- _Brief_
All of the data is to be copied word for word.

(Extracted information begins)
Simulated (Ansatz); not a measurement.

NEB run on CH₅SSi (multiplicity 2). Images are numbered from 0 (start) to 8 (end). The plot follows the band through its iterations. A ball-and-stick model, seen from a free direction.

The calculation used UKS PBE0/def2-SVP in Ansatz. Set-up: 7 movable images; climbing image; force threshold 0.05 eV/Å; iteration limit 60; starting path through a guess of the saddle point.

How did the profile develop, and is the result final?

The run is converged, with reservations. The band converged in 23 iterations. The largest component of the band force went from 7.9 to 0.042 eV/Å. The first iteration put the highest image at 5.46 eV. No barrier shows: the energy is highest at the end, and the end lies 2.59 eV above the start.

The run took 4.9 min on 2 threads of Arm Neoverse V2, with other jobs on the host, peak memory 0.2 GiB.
(Extracted information ends)

- _Task solution_
Simulated (Ansatz); not a measurement.

NEB run on CH₅SSi (multiplicity 2). Images are numbered from 0 (start) to 8 (end). The plot follows the band through its iterations. A ball-and-stick model, seen from a free direction.

The calculation used UKS PBE0/def2-SVP in Ansatz. Set-up: 7 movable images; climbing image; force threshold 0.05 eV/Å; iteration limit 60; starting path through a guess of the saddle point.

How did the profile develop, and is the result final?

The run is converged, with reservations. The band converged in 23 iterations. The largest component of the band force went from 7.9 to 0.042 eV/Å. The first iteration put the highest image at 5.46 eV. No barrier shows: the energy is highest at the end, and the end lies 2.59 eV above the start.

The run took 4.9 min on 2 threads of Arm Neoverse V2, with other jobs on the host, peak memory 0.2 GiB.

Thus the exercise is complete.